(Dataset records begins)

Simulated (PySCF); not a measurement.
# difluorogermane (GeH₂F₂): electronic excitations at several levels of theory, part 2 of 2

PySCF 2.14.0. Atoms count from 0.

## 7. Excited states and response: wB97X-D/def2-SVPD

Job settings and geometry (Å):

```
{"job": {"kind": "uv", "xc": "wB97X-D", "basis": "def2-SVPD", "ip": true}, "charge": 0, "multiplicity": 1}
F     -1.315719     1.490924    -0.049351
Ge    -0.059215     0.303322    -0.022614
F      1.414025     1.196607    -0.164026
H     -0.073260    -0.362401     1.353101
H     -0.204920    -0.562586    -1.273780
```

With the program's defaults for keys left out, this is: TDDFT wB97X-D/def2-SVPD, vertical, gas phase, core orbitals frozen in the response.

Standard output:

(Dataset records ends)

-- Work item --
Each line from the first line of the listing through the line containing "With the program's" must be set down exactly; no other line belongs in the answer.

-- Response --
Simulated (PySCF); not a measurement.
# difluorogermane (GeH₂F₂): electronic excitations at several levels of theory, part 2 of 2

PySCF 2.14.0. Atoms count from 0.

## 7. Excited states and response: wB97X-D/def2-SVPD

Job settings and geometry (Å):

```
{"job": {"kind": "uv", "xc": "wB97X-D", "basis": "def2-SVPD", "ip": true}, "charge": 0, "multiplicity": 1}
F     -1.315719     1.490924    -0.049351
Ge    -0.059215     0.303322    -0.022614
F      1.414025     1.196607    -0.164026
H     -0.073260    -0.362401     1.353101
H     -0.204920    -0.562586    -1.273780
```

With the program's defaults for keys left out, this is: TDDFT wB97X-D/def2-SVPD, vertical, gas phase, core orbitals frozen in the response.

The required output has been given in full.